▶ **Work item**:
Reproduce exactly the lines that run from the start of the records below to the line with "Caveat: the cutoff", inclusive.

*** Opening of Source data ***

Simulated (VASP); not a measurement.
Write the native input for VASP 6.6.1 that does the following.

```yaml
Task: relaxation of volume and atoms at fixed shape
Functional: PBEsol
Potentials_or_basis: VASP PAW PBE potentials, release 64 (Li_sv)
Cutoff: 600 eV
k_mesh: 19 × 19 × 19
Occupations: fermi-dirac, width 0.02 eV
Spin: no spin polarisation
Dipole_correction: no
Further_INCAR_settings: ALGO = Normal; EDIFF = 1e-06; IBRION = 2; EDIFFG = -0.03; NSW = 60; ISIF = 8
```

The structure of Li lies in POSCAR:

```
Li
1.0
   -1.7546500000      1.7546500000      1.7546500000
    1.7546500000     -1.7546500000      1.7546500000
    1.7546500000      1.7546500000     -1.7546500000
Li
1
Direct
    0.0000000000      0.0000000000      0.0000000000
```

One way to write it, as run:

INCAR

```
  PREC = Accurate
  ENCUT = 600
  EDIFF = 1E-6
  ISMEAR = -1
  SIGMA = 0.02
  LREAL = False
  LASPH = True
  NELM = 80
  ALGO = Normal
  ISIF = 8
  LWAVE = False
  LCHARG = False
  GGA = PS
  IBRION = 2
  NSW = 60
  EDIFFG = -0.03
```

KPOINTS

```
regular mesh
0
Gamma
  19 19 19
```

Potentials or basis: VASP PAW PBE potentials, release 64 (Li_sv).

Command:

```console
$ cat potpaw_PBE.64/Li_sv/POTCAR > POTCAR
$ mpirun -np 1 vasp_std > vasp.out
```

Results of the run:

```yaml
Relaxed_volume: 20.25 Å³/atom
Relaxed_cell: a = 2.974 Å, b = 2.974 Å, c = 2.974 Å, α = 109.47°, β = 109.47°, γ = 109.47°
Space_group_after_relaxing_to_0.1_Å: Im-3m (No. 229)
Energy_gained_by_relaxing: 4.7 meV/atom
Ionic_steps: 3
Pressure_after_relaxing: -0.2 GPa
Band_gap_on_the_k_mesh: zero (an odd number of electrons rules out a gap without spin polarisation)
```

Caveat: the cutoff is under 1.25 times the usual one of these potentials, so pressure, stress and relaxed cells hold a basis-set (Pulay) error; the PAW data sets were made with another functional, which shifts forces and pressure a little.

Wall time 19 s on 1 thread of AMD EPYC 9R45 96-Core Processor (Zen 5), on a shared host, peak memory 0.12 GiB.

*** Close of Source data ***

▶ **Answer area**:
Simulated (VASP); not a measurement.
Write the native input for VASP 6.6.1 that does the following.

```yaml
Task: relaxation of volume and atoms at fixed shape
Functional: PBEsol
Potentials_or_basis: VASP PAW PBE potentials, release 64 (Li_sv)
Cutoff: 600 eV
k_mesh: 19 × 19 × 19
Occupations: fermi-dirac, width 0.02 eV
Spin: no spin polarisation
Dipole_correction: no
Further_INCAR_settings: ALGO = Normal; EDIFF = 1e-06; IBRION = 2; EDIFFG = -0.03; NSW = 60; ISIF = 8
```

The structure of Li lies in POSCAR:

```
Li
1.0
   -1.7546500000      1.7546500000      1.7546500000
    1.7546500000     -1.7546500000      1.7546500000
    1.7546500000      1.7546500000     -1.7546500000
Li
1
Direct
    0.0000000000      0.0000000000      0.0000000000
```

One way to write it, as run:

INCAR

```
  PREC = Accurate
  ENCUT = 600
  EDIFF = 1E-6
  ISMEAR = -1
  SIGMA = 0.02
  LREAL = False
  LASPH = True
  NELM = 80
  ALGO = Normal
  ISIF = 8
  LWAVE = False
  LCHARG = False
  GGA = PS
  IBRION = 2
  NSW = 60
  EDIFFG = -0.03
```

KPOINTS

```
regular mesh
0
Gamma
  19 19 19
```

Potentials or basis: VASP PAW PBE potentials, release 64 (Li_sv).

Command:

```console
$ cat potpaw_PBE.64/Li_sv/POTCAR > POTCAR
$ mpirun -np 1 vasp_std > vasp.out
```

Results of the run:

```yaml
Relaxed_volume: 20.25 Å³/atom
Relaxed_cell: a = 2.974 Å, b = 2.974 Å, c = 2.974 Å, α = 109.47°, β = 109.47°, γ = 109.47°
Space_group_after_relaxing_to_0.1_Å: Im-3m (No. 229)
Energy_gained_by_relaxing: 4.7 meV/atom
Ionic_steps: 3
Pressure_after_relaxing: -0.2 GPa
Band_gap_on_the_k_mesh: zero (an odd number of electrons rules out a gap without spin polarisation)
```

Caveat: the cutoff is under 1.25 times the usual one of these potentials, so pressure, stress and relaxed cells hold a basis-set (Pulay) error; the PAW data sets were made with another functional, which shifts forces and pressure a little.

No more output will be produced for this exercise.